**Activity**
Only the lines from the top of the following listing through the line with "Result: As run" belong in your answer, exactly as written.

**Data shown**
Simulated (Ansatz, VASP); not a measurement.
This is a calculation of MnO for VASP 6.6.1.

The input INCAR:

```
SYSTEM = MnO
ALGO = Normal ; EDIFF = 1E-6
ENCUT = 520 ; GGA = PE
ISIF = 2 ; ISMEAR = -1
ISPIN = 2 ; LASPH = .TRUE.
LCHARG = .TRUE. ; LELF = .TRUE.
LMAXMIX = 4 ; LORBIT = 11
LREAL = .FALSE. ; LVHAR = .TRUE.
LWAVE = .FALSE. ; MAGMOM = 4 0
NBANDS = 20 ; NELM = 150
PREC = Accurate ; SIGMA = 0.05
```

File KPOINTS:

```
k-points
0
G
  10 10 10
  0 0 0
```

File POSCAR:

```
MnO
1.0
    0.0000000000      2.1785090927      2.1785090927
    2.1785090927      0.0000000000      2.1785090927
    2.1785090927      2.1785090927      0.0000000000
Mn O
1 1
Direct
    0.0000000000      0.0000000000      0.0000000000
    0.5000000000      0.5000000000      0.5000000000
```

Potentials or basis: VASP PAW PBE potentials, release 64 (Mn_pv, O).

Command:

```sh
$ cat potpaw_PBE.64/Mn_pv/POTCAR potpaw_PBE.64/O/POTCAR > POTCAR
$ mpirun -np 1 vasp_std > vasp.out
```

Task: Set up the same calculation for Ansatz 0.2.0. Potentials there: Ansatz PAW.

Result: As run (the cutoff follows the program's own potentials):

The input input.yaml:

**Answer section**
Simulated (Ansatz, VASP); not a measurement.
This is a calculation of MnO for VASP 6.6.1.

The input INCAR:

```
SYSTEM = MnO
ALGO = Normal ; EDIFF = 1E-6
ENCUT = 520 ; GGA = PE
ISIF = 2 ; ISMEAR = -1
ISPIN = 2 ; LASPH = .TRUE.
LCHARG = .TRUE. ; LELF = .TRUE.
LMAXMIX = 4 ; LORBIT = 11
LREAL = .FALSE. ; LVHAR = .TRUE.
LWAVE = .FALSE. ; MAGMOM = 4 0
NBANDS = 20 ; NELM = 150
PREC = Accurate ; SIGMA = 0.05
```

File KPOINTS:

```
k-points
0
G
  10 10 10
  0 0 0
```

File POSCAR:

```
MnO
1.0
    0.0000000000      2.1785090927      2.1785090927
    2.1785090927      0.0000000000      2.1785090927
    2.1785090927      2.1785090927      0.0000000000
Mn O
1 1
Direct
    0.0000000000      0.0000000000      0.0000000000
    0.5000000000      0.5000000000      0.5000000000
```

Potentials or basis: VASP PAW PBE potentials, release 64 (Mn_pv, O).

Command:

```sh
$ cat potpaw_PBE.64/Mn_pv/POTCAR potpaw_PBE.64/O/POTCAR > POTCAR
$ mpirun -np 1 vasp_std > vasp.out
```

Task: Set up the same calculation for Ansatz 0.2.0. Potentials there: Ansatz PAW.

Result: As run (the cutoff follows the program's own potentials):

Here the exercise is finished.